Given data –
+++
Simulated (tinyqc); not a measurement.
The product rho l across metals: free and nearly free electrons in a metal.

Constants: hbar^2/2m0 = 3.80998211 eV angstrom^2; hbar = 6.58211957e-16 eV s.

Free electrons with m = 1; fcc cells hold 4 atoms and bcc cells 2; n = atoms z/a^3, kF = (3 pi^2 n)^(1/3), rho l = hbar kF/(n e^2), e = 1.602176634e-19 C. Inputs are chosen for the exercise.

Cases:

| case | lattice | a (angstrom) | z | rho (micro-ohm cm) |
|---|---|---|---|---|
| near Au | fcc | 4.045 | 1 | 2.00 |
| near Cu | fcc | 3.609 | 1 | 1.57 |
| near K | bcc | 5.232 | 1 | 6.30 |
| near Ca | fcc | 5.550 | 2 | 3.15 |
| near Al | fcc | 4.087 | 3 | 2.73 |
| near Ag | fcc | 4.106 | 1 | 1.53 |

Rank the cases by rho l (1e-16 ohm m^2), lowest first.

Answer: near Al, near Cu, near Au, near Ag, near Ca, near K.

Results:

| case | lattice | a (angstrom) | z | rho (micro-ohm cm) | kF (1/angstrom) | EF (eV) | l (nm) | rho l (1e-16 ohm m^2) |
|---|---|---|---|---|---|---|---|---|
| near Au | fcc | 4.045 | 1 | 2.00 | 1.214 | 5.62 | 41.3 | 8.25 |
+++

Work task – All that should appear in the response is the run of lines from the first line of the entries through the line containing "Constants: hbar^2/2m0 = 3.80998211", copied exactly.

Your solution –
Simulated (tinyqc); not a measurement.
The product rho l across metals: free and nearly free electrons in a metal.

Constants: hbar^2/2m0 = 3.80998211 eV angstrom^2; hbar = 6.58211957e-16 eV s.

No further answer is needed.